**Required action:** What this exercise requires is a verbatim reproduction of the data below.

**Available data:**
★ ★ ★ ★ ★ ★ ★

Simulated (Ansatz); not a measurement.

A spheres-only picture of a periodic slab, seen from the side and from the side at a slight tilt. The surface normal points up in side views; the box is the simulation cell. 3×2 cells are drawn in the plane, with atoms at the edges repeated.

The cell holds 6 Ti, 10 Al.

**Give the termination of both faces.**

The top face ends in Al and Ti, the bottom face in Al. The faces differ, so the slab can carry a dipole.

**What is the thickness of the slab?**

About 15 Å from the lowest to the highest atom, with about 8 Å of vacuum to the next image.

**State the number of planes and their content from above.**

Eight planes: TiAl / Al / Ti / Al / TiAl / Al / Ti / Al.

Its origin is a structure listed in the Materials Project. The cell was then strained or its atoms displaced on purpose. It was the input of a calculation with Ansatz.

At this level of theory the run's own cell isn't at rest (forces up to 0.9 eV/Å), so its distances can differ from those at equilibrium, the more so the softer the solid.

★ ★ ★ ★ ★ ★ ★

**Task solution:**
Simulated (Ansatz); not a measurement.

A spheres-only picture of a periodic slab, seen from the side and from the side at a slight tilt. The surface normal points up in side views; the box is the simulation cell. 3×2 cells are drawn in the plane, with atoms at the edges repeated.

The cell holds 6 Ti, 10 Al.

**Give the termination of both faces.**

The top face ends in Al and Ti, the bottom face in Al. The faces differ, so the slab can carry a dipole.

**What is the thickness of the slab?**

About 15 Å from the lowest to the highest atom, with about 8 Å of vacuum to the next image.

**State the number of planes and their content from above.**

Eight planes: TiAl / Al / Ti / Al / TiAl / Al / Ti / Al.

Its origin is a structure listed in the Materials Project. The cell was then strained or its atoms displaced on purpose. It was the input of a calculation with Ansatz.

At this level of theory the run's own cell isn't at rest (forces up to 0.9 eV/Å), so its distances can differ from those at equilibrium, the more so the softer the solid.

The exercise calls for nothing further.